■ PROVIDED DATA ■
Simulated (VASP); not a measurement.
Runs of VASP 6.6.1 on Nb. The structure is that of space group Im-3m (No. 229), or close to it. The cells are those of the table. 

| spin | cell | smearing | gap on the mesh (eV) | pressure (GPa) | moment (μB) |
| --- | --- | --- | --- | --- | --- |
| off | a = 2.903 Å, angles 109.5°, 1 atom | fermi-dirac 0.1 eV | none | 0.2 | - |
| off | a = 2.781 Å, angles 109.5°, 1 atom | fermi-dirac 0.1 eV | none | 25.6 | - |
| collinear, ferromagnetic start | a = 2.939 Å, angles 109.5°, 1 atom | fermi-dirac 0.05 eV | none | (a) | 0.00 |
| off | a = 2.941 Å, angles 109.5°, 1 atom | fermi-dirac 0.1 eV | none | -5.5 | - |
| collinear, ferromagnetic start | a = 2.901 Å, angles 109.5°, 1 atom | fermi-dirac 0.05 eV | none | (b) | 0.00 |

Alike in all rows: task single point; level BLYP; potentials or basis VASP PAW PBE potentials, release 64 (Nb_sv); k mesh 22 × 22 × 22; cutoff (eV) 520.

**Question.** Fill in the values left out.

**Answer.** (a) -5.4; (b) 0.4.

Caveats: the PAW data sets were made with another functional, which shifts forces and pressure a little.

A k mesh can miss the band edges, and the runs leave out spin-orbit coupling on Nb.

■ TASK ITEM ■
Output should match, line for line, the stretch of the material above from the line holding "none | 0.2 | - |" through the line holding "-5.4; (b) 0.4.".

■ ANSWER BOX ■
| off | a = 2.903 Å, angles 109.5°, 1 atom | fermi-dirac 0.1 eV | none | 0.2 | - |
| off | a = 2.781 Å, angles 109.5°, 1 atom | fermi-dirac 0.1 eV | none | 25.6 | - |
| collinear, ferromagnetic start | a = 2.939 Å, angles 109.5°, 1 atom | fermi-dirac 0.05 eV | none | (a) | 0.00 |
| off | a = 2.941 Å, angles 109.5°, 1 atom | fermi-dirac 0.1 eV | none | -5.5 | - |
| collinear, ferromagnetic start | a = 2.901 Å, angles 109.5°, 1 atom | fermi-dirac 0.05 eV | none | (b) | 0.00 |

Alike in all rows: task single point; level BLYP; potentials or basis VASP PAW PBE potentials, release 64 (Nb_sv); k mesh 22 × 22 × 22; cutoff (eV) 520.

**Question.** Fill in the values left out.

**Answer.** (a) -5.4; (b) 0.4.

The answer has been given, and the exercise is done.